• [Exercise]
The records that follow need to be output exactly as they are.

• [Information]
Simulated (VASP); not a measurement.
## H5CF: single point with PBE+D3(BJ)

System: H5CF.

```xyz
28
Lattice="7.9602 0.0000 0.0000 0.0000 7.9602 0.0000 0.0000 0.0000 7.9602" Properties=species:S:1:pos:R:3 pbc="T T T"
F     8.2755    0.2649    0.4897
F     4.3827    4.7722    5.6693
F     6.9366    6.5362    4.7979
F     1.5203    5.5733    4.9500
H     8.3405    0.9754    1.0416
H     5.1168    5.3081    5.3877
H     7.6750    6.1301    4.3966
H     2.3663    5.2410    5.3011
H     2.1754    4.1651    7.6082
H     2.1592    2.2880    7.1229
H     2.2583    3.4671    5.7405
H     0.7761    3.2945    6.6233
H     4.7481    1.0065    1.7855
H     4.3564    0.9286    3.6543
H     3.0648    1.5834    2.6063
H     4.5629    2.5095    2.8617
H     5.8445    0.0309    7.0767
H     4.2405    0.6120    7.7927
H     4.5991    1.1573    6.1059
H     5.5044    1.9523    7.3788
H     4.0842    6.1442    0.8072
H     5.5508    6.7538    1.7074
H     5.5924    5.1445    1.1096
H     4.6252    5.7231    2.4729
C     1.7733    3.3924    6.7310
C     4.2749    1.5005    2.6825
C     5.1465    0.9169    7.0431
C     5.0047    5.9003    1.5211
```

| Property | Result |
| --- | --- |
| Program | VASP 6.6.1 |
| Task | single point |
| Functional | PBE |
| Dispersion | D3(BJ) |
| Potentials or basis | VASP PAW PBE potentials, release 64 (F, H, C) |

• [Answer space]
Simulated (VASP); not a measurement.
## H5CF: single point with PBE+D3(BJ)

System: H5CF.

```xyz
28
Lattice="7.9602 0.0000 0.0000 0.0000 7.9602 0.0000 0.0000 0.0000 7.9602" Properties=species:S:1:pos:R:3 pbc="T T T"
F     8.2755    0.2649    0.4897
F     4.3827    4.7722    5.6693
F     6.9366    6.5362    4.7979
F     1.5203    5.5733    4.9500
H     8.3405    0.9754    1.0416
H     5.1168    5.3081    5.3877
H     7.6750    6.1301    4.3966
H     2.3663    5.2410    5.3011
H     2.1754    4.1651    7.6082
H     2.1592    2.2880    7.1229
H     2.2583    3.4671    5.7405
H     0.7761    3.2945    6.6233
H     4.7481    1.0065    1.7855
H     4.3564    0.9286    3.6543
H     3.0648    1.5834    2.6063
H     4.5629    2.5095    2.8617
H     5.8445    0.0309    7.0767
H     4.2405    0.6120    7.7927
H     4.5991    1.1573    6.1059
H     5.5044    1.9523    7.3788
H     4.0842    6.1442    0.8072
H     5.5508    6.7538    1.7074
H     5.5924    5.1445    1.1096
H     4.6252    5.7231    2.4729
C     1.7733    3.3924    6.7310
C     4.2749    1.5005    2.6825
C     5.1465    0.9169    7.0431
C     5.0047    5.9003    1.5211
```

| Property | Result |
| --- | --- |
| Program | VASP 6.6.1 |
| Task | single point |
| Functional | PBE |
| Dispersion | D3(BJ) |
| Potentials or basis | VASP PAW PBE potentials, release 64 (F, H, C) |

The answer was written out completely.